Return the entries exactly as they appear.

Segment Open

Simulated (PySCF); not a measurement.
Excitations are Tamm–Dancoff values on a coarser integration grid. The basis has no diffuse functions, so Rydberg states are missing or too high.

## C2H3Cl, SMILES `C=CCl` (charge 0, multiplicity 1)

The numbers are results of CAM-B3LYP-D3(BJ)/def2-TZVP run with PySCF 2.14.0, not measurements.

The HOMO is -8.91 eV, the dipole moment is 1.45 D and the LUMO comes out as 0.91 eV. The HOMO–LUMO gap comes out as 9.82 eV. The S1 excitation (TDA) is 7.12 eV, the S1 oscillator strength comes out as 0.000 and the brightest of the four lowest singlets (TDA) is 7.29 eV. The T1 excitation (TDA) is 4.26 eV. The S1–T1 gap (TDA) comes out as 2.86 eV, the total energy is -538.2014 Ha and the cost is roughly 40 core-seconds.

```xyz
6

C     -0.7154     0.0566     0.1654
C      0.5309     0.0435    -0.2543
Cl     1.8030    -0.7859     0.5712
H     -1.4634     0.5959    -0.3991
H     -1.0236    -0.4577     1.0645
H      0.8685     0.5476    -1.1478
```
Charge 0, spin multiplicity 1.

Segment Closed

Task solution →
Simulated (PySCF); not a measurement.
Excitations are Tamm–Dancoff values on a coarser integration grid. The basis has no diffuse functions, so Rydberg states are missing or too high.

## C2H3Cl, SMILES `C=CCl` (charge 0, multiplicity 1)

The numbers are results of CAM-B3LYP-D3(BJ)/def2-TZVP run with PySCF 2.14.0, not measurements.

The HOMO is -8.91 eV, the dipole moment is 1.45 D and the LUMO comes out as 0.91 eV. The HOMO–LUMO gap comes out as 9.82 eV. The S1 excitation (TDA) is 7.12 eV, the S1 oscillator strength comes out as 0.000 and the brightest of the four lowest singlets (TDA) is 7.29 eV. The T1 excitation (TDA) is 4.26 eV. The S1–T1 gap (TDA) comes out as 2.86 eV, the total energy is -538.2014 Ha and the cost is roughly 40 core-seconds.

```xyz
6

C     -0.7154     0.0566     0.1654
C      0.5309     0.0435    -0.2543
Cl     1.8030    -0.7859     0.5712
H     -1.4634     0.5959    -0.3991
H     -1.0236    -0.4577     1.0645
H      0.8685     0.5476    -1.1478
```
Charge 0, spin multiplicity 1.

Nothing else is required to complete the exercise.